— INPUT DATA —
========================

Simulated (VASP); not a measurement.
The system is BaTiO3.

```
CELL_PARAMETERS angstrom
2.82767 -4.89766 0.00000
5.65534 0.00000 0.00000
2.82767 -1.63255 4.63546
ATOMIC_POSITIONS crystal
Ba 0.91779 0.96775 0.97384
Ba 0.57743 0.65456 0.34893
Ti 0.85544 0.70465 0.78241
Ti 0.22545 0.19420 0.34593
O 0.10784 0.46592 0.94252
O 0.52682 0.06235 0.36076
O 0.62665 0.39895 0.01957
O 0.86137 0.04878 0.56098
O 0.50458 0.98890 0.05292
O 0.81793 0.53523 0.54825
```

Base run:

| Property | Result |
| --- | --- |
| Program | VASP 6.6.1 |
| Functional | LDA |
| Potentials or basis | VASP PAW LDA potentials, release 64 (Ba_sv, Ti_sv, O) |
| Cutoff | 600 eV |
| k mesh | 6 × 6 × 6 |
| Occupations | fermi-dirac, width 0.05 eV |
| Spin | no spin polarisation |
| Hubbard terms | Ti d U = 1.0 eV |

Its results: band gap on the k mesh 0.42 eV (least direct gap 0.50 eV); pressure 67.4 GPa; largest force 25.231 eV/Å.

========================

— TASK ITEM —
Without changing anything, quote the lines from the top of the data to the line that contains "U = 1.0 eV |", including that line.

— ANSWER AREA —
Simulated (VASP); not a measurement.
The system is BaTiO3.

```
CELL_PARAMETERS angstrom
2.82767 -4.89766 0.00000
5.65534 0.00000 0.00000
2.82767 -1.63255 4.63546
ATOMIC_POSITIONS crystal
Ba 0.91779 0.96775 0.97384
Ba 0.57743 0.65456 0.34893
Ti 0.85544 0.70465 0.78241
Ti 0.22545 0.19420 0.34593
O 0.10784 0.46592 0.94252
O 0.52682 0.06235 0.36076
O 0.62665 0.39895 0.01957
O 0.86137 0.04878 0.56098
O 0.50458 0.98890 0.05292
O 0.81793 0.53523 0.54825
```

Base run:

| Property | Result |
| --- | --- |
| Program | VASP 6.6.1 |
| Functional | LDA |
| Potentials or basis | VASP PAW LDA potentials, release 64 (Ba_sv, Ti_sv, O) |
| Cutoff | 600 eV |
| k mesh | 6 × 6 × 6 |
| Occupations | fermi-dirac, width 0.05 eV |
| Spin | no spin polarisation |
| Hubbard terms | Ti d U = 1.0 eV |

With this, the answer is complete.